ACTIVITY:
Nothing in the data may be altered; copy it all exactly.

INFORMATION GIVEN:
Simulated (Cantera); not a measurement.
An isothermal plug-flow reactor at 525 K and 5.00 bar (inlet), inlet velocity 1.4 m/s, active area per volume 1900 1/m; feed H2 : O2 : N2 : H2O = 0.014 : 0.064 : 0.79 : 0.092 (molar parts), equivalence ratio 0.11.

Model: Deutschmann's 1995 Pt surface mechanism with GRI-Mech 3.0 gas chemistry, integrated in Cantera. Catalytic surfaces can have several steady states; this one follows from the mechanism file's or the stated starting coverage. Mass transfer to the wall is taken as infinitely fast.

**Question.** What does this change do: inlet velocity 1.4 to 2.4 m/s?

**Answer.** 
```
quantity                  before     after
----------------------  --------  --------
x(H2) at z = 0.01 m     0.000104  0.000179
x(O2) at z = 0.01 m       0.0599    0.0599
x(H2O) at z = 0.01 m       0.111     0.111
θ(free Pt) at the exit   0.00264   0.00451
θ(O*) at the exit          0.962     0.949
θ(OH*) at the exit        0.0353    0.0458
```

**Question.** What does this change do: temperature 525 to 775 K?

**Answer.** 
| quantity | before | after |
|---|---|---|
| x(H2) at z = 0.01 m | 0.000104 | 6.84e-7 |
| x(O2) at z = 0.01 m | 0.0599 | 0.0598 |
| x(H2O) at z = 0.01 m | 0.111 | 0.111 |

WRITTEN ANSWER:
Simulated (Cantera); not a measurement.
An isothermal plug-flow reactor at 525 K and 5.00 bar (inlet), inlet velocity 1.4 m/s, active area per volume 1900 1/m; feed H2 : O2 : N2 : H2O = 0.014 : 0.064 : 0.79 : 0.092 (molar parts), equivalence ratio 0.11.

Model: Deutschmann's 1995 Pt surface mechanism with GRI-Mech 3.0 gas chemistry, integrated in Cantera. Catalytic surfaces can have several steady states; this one follows from the mechanism file's or the stated starting coverage. Mass transfer to the wall is taken as infinitely fast.

**Question.** What does this change do: inlet velocity 1.4 to 2.4 m/s?

**Answer.** 
```
quantity                  before     after
----------------------  --------  --------
x(H2) at z = 0.01 m     0.000104  0.000179
x(O2) at z = 0.01 m       0.0599    0.0599
x(H2O) at z = 0.01 m       0.111     0.111
θ(free Pt) at the exit   0.00264   0.00451
θ(O*) at the exit          0.962     0.949
θ(OH*) at the exit        0.0353    0.0458
```

**Question.** What does this change do: temperature 525 to 775 K?

**Answer.** 
| quantity | before | after |
|---|---|---|
| x(H2) at z = 0.01 m | 0.000104 | 6.84e-7 |
| x(O2) at z = 0.01 m | 0.0599 | 0.0598 |
| x(H2O) at z = 0.01 m | 0.111 | 0.111 |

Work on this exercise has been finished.